• WORK INSTRUCTION:
The response should consist of every record, reproduced exactly.

------------------------------------------------------------------------

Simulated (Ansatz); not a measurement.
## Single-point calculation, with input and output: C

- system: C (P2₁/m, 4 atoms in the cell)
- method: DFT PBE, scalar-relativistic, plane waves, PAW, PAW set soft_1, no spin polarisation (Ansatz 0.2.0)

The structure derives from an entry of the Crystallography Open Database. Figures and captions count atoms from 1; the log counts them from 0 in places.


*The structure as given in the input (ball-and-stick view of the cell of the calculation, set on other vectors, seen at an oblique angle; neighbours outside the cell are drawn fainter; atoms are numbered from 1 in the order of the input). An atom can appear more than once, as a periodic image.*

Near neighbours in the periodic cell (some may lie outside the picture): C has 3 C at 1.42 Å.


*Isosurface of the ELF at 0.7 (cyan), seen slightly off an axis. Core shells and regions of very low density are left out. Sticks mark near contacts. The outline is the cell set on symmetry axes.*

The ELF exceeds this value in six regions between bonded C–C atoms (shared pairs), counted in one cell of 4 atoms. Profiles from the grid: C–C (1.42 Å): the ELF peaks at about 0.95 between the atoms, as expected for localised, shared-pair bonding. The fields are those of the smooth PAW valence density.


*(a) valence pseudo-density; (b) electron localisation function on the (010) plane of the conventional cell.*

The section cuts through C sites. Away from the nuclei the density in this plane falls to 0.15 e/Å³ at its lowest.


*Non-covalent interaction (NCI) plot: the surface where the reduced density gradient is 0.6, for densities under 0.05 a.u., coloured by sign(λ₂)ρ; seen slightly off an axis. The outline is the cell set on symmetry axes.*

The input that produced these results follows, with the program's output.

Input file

------------------------------------------------------------------------

• RESULT:
Simulated (Ansatz); not a measurement.
## Single-point calculation, with input and output: C

- system: C (P2₁/m, 4 atoms in the cell)
- method: DFT PBE, scalar-relativistic, plane waves, PAW, PAW set soft_1, no spin polarisation (Ansatz 0.2.0)

The structure derives from an entry of the Crystallography Open Database. Figures and captions count atoms from 1; the log counts them from 0 in places.


*The structure as given in the input (ball-and-stick view of the cell of the calculation, set on other vectors, seen at an oblique angle; neighbours outside the cell are drawn fainter; atoms are numbered from 1 in the order of the input). An atom can appear more than once, as a periodic image.*

Near neighbours in the periodic cell (some may lie outside the picture): C has 3 C at 1.42 Å.


*Isosurface of the ELF at 0.7 (cyan), seen slightly off an axis. Core shells and regions of very low density are left out. Sticks mark near contacts. The outline is the cell set on symmetry axes.*

The ELF exceeds this value in six regions between bonded C–C atoms (shared pairs), counted in one cell of 4 atoms. Profiles from the grid: C–C (1.42 Å): the ELF peaks at about 0.95 between the atoms, as expected for localised, shared-pair bonding. The fields are those of the smooth PAW valence density.


*(a) valence pseudo-density; (b) electron localisation function on the (010) plane of the conventional cell.*

The section cuts through C sites. Away from the nuclei the density in this plane falls to 0.15 e/Å³ at its lowest.


*Non-covalent interaction (NCI) plot: the surface where the reduced density gradient is 0.6, for densities under 0.05 a.u., coloured by sign(λ₂)ρ; seen slightly off an axis. The outline is the cell set on symmetry axes.*

The input that produced these results follows, with the program's output.

Input file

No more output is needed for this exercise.